____ EXTRACTED MATERIAL
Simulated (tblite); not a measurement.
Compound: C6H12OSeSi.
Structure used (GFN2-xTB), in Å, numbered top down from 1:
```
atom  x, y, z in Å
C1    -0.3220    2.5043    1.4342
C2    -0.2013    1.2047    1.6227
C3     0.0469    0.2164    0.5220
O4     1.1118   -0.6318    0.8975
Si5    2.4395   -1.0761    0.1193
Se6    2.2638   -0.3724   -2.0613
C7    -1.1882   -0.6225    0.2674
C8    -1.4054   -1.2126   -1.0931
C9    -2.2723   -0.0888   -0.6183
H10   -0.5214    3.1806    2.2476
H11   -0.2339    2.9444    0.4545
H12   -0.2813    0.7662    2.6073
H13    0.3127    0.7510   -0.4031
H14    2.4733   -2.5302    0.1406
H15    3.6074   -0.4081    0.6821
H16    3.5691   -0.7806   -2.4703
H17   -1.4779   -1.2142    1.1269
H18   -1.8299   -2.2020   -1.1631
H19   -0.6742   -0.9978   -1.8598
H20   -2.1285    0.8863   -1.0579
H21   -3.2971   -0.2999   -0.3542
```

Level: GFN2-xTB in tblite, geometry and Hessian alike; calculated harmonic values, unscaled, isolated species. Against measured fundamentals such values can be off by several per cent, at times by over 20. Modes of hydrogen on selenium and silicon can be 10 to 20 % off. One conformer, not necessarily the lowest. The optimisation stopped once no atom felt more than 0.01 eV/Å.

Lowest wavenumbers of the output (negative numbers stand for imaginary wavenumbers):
________

• _ASSIGNED TASK_
Print the records above verbatim from their first line to the line containing "Level: GFN2-xTB in", both included, and stop there.

• _ANSWER BOX_
Simulated (tblite); not a measurement.
Compound: C6H12OSeSi.
Structure used (GFN2-xTB), in Å, numbered top down from 1:
```
atom  x, y, z in Å
C1    -0.3220    2.5043    1.4342
C2    -0.2013    1.2047    1.6227
C3     0.0469    0.2164    0.5220
O4     1.1118   -0.6318    0.8975
Si5    2.4395   -1.0761    0.1193
Se6    2.2638   -0.3724   -2.0613
C7    -1.1882   -0.6225    0.2674
C8    -1.4054   -1.2126   -1.0931
C9    -2.2723   -0.0888   -0.6183
H10   -0.5214    3.1806    2.2476
H11   -0.2339    2.9444    0.4545
H12   -0.2813    0.7662    2.6073
H13    0.3127    0.7510   -0.4031
H14    2.4733   -2.5302    0.1406
H15    3.6074   -0.4081    0.6821
H16    3.5691   -0.7806   -2.4703
H17   -1.4779   -1.2142    1.1269
H18   -1.8299   -2.2020   -1.1631
H19   -0.6742   -0.9978   -1.8598
H20   -2.1285    0.8863   -1.0579
H21   -3.2971   -0.2999   -0.3542
```

Level: GFN2-xTB in tblite, geometry and Hessian alike; calculated harmonic values, unscaled, isolated species. Against measured fundamentals such values can be off by several per cent, at times by over 20. Modes of hydrogen on selenium and silicon can be 10 to 20 % off. One conformer, not necessarily the lowest. The optimisation stopped once no atom felt more than 0.01 eV/Å.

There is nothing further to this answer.